+++++

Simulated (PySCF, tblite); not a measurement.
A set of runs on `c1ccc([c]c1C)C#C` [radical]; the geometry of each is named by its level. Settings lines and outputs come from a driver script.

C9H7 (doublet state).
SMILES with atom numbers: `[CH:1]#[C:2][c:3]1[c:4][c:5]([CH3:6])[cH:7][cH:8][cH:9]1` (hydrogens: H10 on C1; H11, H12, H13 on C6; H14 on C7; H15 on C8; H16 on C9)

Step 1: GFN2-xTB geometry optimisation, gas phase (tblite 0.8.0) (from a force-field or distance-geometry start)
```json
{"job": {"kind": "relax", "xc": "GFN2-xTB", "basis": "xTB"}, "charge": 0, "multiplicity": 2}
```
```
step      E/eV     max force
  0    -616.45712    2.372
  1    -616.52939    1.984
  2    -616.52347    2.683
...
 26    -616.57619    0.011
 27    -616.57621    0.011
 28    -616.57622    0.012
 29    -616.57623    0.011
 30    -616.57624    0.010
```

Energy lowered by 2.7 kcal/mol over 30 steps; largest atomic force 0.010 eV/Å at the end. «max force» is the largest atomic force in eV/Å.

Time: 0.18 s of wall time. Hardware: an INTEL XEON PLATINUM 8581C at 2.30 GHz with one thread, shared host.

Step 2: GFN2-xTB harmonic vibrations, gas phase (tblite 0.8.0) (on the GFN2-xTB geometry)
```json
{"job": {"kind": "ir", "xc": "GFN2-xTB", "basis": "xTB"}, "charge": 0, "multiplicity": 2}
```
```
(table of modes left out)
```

+++++

▸ BRIEF
Line by line, output the listing above without alteration.

▸ RESPONSE BOX
Simulated (PySCF, tblite); not a measurement.
A set of runs on `c1ccc([c]c1C)C#C` [radical]; the geometry of each is named by its level. Settings lines and outputs come from a driver script.

C9H7 (doublet state).
SMILES with atom numbers: `[CH:1]#[C:2][c:3]1[c:4][c:5]([CH3:6])[cH:7][cH:8][cH:9]1` (hydrogens: H10 on C1; H11, H12, H13 on C6; H14 on C7; H15 on C8; H16 on C9)

Step 1: GFN2-xTB geometry optimisation, gas phase (tblite 0.8.0) (from a force-field or distance-geometry start)
```json
{"job": {"kind": "relax", "xc": "GFN2-xTB", "basis": "xTB"}, "charge": 0, "multiplicity": 2}
```
```
step      E/eV     max force
  0    -616.45712    2.372
  1    -616.52939    1.984
  2    -616.52347    2.683
...
 26    -616.57619    0.011
 27    -616.57621    0.011
 28    -616.57622    0.012
 29    -616.57623    0.011
 30    -616.57624    0.010
```

Energy lowered by 2.7 kcal/mol over 30 steps; largest atomic force 0.010 eV/Å at the end. «max force» is the largest atomic force in eV/Å.

Time: 0.18 s of wall time. Hardware: an INTEL XEON PLATINUM 8581C at 2.30 GHz with one thread, shared host.

Step 2: GFN2-xTB harmonic vibrations, gas phase (tblite 0.8.0) (on the GFN2-xTB geometry)
```json
{"job": {"kind": "ir", "xc": "GFN2-xTB", "basis": "xTB"}, "charge": 0, "multiplicity": 2}
```
```
(table of modes left out)
```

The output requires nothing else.